→ Excerpted data
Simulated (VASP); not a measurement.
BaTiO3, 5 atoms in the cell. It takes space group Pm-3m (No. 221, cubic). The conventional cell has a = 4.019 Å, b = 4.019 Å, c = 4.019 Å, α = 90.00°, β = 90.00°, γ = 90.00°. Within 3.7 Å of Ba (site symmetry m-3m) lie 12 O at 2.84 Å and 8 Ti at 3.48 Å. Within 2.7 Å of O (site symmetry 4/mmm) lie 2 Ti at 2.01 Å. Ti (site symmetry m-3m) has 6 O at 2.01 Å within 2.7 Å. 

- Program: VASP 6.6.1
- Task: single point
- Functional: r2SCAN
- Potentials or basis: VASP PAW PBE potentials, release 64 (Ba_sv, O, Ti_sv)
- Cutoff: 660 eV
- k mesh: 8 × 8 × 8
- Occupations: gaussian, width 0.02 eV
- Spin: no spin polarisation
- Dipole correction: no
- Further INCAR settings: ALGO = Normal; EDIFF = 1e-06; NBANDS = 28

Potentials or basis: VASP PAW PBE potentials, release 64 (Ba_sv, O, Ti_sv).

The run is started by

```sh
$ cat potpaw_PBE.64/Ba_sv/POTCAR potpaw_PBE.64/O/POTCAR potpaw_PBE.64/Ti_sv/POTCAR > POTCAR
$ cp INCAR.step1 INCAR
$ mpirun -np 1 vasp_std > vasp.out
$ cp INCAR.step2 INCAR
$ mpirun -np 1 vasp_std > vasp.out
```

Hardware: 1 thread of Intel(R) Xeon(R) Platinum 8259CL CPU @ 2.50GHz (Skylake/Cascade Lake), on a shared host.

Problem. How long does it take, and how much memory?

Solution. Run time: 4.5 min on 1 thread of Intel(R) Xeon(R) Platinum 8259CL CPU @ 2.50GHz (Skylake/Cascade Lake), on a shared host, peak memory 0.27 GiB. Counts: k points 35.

→ Action item
Beginning with the first line of the records above, reproduce each line exactly, ending at the line that contains "Problem. How long", and leave out everything else.

→ Response area
Simulated (VASP); not a measurement.
BaTiO3, 5 atoms in the cell. It takes space group Pm-3m (No. 221, cubic). The conventional cell has a = 4.019 Å, b = 4.019 Å, c = 4.019 Å, α = 90.00°, β = 90.00°, γ = 90.00°. Within 3.7 Å of Ba (site symmetry m-3m) lie 12 O at 2.84 Å and 8 Ti at 3.48 Å. Within 2.7 Å of O (site symmetry 4/mmm) lie 2 Ti at 2.01 Å. Ti (site symmetry m-3m) has 6 O at 2.01 Å within 2.7 Å. 

- Program: VASP 6.6.1
- Task: single point
- Functional: r2SCAN
- Potentials or basis: VASP PAW PBE potentials, release 64 (Ba_sv, O, Ti_sv)
- Cutoff: 660 eV
- k mesh: 8 × 8 × 8
- Occupations: gaussian, width 0.02 eV
- Spin: no spin polarisation
- Dipole correction: no
- Further INCAR settings: ALGO = Normal; EDIFF = 1e-06; NBANDS = 28

Potentials or basis: VASP PAW PBE potentials, release 64 (Ba_sv, O, Ti_sv).

The run is started by

```sh
$ cat potpaw_PBE.64/Ba_sv/POTCAR potpaw_PBE.64/O/POTCAR potpaw_PBE.64/Ti_sv/POTCAR > POTCAR
$ cp INCAR.step1 INCAR
$ mpirun -np 1 vasp_std > vasp.out
$ cp INCAR.step2 INCAR
$ mpirun -np 1 vasp_std > vasp.out
```

Hardware: 1 thread of Intel(R) Xeon(R) Platinum 8259CL CPU @ 2.50GHz (Skylake/Cascade Lake), on a shared host.

Problem. How long does it take, and how much memory?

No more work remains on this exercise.